--- Action item ---
When you reach the line containing "values left out." in the entries below, start writing out each line exactly, and stop after the line containing "A k mesh can".

========
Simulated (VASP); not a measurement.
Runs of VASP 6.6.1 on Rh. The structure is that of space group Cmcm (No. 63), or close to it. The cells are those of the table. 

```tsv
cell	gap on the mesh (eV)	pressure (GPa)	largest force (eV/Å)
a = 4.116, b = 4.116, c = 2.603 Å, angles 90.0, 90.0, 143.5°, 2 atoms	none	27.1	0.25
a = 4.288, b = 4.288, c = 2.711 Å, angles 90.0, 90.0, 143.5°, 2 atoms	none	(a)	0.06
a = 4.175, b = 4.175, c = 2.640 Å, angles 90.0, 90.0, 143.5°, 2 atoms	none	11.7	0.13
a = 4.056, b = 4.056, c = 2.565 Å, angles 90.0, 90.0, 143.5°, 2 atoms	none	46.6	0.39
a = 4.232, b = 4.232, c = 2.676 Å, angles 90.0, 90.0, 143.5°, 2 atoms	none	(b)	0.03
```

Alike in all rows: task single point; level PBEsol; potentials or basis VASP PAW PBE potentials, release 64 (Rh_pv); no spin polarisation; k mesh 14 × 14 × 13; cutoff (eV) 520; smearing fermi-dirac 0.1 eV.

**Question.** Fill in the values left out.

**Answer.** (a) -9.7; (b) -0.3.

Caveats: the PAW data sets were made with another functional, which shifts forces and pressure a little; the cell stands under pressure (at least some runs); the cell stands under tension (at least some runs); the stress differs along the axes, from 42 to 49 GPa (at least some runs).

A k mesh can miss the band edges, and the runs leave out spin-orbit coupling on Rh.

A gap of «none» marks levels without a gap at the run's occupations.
========

--- Your response ---
**Question.** Fill in the values left out.

**Answer.** (a) -9.7; (b) -0.3.

Caveats: the PAW data sets were made with another functional, which shifts forces and pressure a little; the cell stands under pressure (at least some runs); the cell stands under tension (at least some runs); the stress differs along the axes, from 42 to 49 GPa (at least some runs).

A k mesh can miss the band edges, and the runs leave out spin-orbit coupling on Rh.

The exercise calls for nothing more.